**Assignment**
The output should match the data below line for line.

**Source information**
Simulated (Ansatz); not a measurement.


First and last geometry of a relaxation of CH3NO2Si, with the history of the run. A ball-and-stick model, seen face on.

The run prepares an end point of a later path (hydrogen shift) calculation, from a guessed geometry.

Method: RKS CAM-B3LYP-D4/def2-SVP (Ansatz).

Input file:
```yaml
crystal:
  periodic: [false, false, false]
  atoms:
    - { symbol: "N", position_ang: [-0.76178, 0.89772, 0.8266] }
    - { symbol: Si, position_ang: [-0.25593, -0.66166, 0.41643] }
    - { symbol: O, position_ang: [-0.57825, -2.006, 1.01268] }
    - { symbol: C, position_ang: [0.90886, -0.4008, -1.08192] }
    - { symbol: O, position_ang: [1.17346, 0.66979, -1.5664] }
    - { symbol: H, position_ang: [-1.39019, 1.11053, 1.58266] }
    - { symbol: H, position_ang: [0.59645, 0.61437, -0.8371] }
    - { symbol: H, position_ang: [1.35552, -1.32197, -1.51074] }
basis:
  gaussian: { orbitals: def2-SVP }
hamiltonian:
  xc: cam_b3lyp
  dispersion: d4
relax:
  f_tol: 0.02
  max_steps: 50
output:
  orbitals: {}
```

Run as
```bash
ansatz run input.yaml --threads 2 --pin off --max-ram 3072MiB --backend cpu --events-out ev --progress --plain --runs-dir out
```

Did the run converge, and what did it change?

**Exercise response**
Simulated (Ansatz); not a measurement.


First and last geometry of a relaxation of CH3NO2Si, with the history of the run. A ball-and-stick model, seen face on.

The run prepares an end point of a later path (hydrogen shift) calculation, from a guessed geometry.

Method: RKS CAM-B3LYP-D4/def2-SVP (Ansatz).

Input file:
```yaml
crystal:
  periodic: [false, false, false]
  atoms:
    - { symbol: "N", position_ang: [-0.76178, 0.89772, 0.8266] }
    - { symbol: Si, position_ang: [-0.25593, -0.66166, 0.41643] }
    - { symbol: O, position_ang: [-0.57825, -2.006, 1.01268] }
    - { symbol: C, position_ang: [0.90886, -0.4008, -1.08192] }
    - { symbol: O, position_ang: [1.17346, 0.66979, -1.5664] }
    - { symbol: H, position_ang: [-1.39019, 1.11053, 1.58266] }
    - { symbol: H, position_ang: [0.59645, 0.61437, -0.8371] }
    - { symbol: H, position_ang: [1.35552, -1.32197, -1.51074] }
basis:
  gaussian: { orbitals: def2-SVP }
hamiltonian:
  xc: cam_b3lyp
  dispersion: d4
relax:
  f_tol: 0.02
  max_steps: 50
output:
  orbitals: {}
```

Run as
```bash
ansatz run input.yaml --threads 2 --pin off --max-ram 3072MiB --backend cpu --events-out ev --progress --plain --runs-dir out
```

Did the run converge, and what did it change?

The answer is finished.